## [SUPPLIED DATA]
= Beginning of Section =

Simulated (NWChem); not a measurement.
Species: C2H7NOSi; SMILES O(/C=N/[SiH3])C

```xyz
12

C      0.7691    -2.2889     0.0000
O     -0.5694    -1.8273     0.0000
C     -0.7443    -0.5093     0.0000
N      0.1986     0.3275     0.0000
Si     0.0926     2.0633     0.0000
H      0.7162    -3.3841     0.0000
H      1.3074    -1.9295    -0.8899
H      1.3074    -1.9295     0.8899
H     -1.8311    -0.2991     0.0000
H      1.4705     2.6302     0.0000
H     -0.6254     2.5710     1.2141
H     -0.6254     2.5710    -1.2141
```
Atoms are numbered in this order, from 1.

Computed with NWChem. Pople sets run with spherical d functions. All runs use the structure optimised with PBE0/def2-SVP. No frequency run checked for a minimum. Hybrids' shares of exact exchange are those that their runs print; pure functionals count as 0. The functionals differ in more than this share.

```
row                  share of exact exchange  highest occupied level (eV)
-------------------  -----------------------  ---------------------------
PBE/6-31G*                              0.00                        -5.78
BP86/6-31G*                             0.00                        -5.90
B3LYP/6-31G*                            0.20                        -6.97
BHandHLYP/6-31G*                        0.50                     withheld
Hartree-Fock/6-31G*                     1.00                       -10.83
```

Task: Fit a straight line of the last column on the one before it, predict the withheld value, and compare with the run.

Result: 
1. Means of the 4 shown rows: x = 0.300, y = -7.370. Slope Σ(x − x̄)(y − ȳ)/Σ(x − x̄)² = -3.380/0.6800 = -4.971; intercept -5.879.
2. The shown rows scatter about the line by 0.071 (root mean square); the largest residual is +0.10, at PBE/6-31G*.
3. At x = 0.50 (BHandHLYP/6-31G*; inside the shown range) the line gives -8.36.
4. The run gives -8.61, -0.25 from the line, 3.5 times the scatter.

= End of Section =

## [ASSIGNMENT]
Only the lines from the top of the data through the line that contains "1. Means of" should be quoted, exactly as they stand.

## [EXERCISE ANSWER]
Simulated (NWChem); not a measurement.
Species: C2H7NOSi; SMILES O(/C=N/[SiH3])C

```xyz
12

C      0.7691    -2.2889     0.0000
O     -0.5694    -1.8273     0.0000
C     -0.7443    -0.5093     0.0000
N      0.1986     0.3275     0.0000
Si     0.0926     2.0633     0.0000
H      0.7162    -3.3841     0.0000
H      1.3074    -1.9295    -0.8899
H      1.3074    -1.9295     0.8899
H     -1.8311    -0.2991     0.0000
H      1.4705     2.6302     0.0000
H     -0.6254     2.5710     1.2141
H     -0.6254     2.5710    -1.2141
```
Atoms are numbered in this order, from 1.

Computed with NWChem. Pople sets run with spherical d functions. All runs use the structure optimised with PBE0/def2-SVP. No frequency run checked for a minimum. Hybrids' shares of exact exchange are those that their runs print; pure functionals count as 0. The functionals differ in more than this share.

```
row                  share of exact exchange  highest occupied level (eV)
-------------------  -----------------------  ---------------------------
PBE/6-31G*                              0.00                        -5.78
BP86/6-31G*                             0.00                        -5.90
B3LYP/6-31G*                            0.20                        -6.97
BHandHLYP/6-31G*                        0.50                     withheld
Hartree-Fock/6-31G*                     1.00                       -10.83
```

Task: Fit a straight line of the last column on the one before it, predict the withheld value, and compare with the run.

Result: 
1. Means of the 4 shown rows: x = 0.300, y = -7.370. Slope Σ(x − x̄)(y − ȳ)/Σ(x − x̄)² = -3.380/0.6800 = -4.971; intercept -5.879.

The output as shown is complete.